[Start of Attachment]
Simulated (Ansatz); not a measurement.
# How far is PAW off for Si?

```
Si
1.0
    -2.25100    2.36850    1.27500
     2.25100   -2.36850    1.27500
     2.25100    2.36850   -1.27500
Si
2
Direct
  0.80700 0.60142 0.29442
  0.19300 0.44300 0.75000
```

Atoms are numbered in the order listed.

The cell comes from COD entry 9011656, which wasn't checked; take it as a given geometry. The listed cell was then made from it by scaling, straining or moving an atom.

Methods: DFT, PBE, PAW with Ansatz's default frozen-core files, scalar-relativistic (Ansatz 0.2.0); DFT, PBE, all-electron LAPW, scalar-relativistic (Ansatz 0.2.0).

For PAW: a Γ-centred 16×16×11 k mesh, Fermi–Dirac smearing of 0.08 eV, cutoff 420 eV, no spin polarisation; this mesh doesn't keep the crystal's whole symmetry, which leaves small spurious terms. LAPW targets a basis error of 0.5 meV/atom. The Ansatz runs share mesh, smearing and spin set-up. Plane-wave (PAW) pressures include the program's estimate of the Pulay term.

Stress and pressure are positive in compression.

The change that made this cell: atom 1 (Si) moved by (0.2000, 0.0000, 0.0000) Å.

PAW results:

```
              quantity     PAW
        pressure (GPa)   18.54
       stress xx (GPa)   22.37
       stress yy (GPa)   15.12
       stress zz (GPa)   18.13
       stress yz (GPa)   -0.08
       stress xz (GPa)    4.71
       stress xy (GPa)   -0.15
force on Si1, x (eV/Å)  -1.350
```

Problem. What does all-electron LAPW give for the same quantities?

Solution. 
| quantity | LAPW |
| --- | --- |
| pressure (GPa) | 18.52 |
[End of Attachment]

WORK INSTRUCTION:
Your answer must be the records themselves, output again exactly.

REPLY:
Simulated (Ansatz); not a measurement.
# How far is PAW off for Si?

```
Si
1.0
    -2.25100    2.36850    1.27500
     2.25100   -2.36850    1.27500
     2.25100    2.36850   -1.27500
Si
2
Direct
  0.80700 0.60142 0.29442
  0.19300 0.44300 0.75000
```

Atoms are numbered in the order listed.

The cell comes from COD entry 9011656, which wasn't checked; take it as a given geometry. The listed cell was then made from it by scaling, straining or moving an atom.

Methods: DFT, PBE, PAW with Ansatz's default frozen-core files, scalar-relativistic (Ansatz 0.2.0); DFT, PBE, all-electron LAPW, scalar-relativistic (Ansatz 0.2.0).

For PAW: a Γ-centred 16×16×11 k mesh, Fermi–Dirac smearing of 0.08 eV, cutoff 420 eV, no spin polarisation; this mesh doesn't keep the crystal's whole symmetry, which leaves small spurious terms. LAPW targets a basis error of 0.5 meV/atom. The Ansatz runs share mesh, smearing and spin set-up. Plane-wave (PAW) pressures include the program's estimate of the Pulay term.

Stress and pressure are positive in compression.

The change that made this cell: atom 1 (Si) moved by (0.2000, 0.0000, 0.0000) Å.

PAW results:

```
              quantity     PAW
        pressure (GPa)   18.54
       stress xx (GPa)   22.37
       stress yy (GPa)   15.12
       stress zz (GPa)   18.13
       stress yz (GPa)   -0.08
       stress xz (GPa)    4.71
       stress xy (GPa)   -0.15
force on Si1, x (eV/Å)  -1.350
```

Problem. What does all-electron LAPW give for the same quantities?

Solution. 
| quantity | LAPW |
| --- | --- |
| pressure (GPa) | 18.52 |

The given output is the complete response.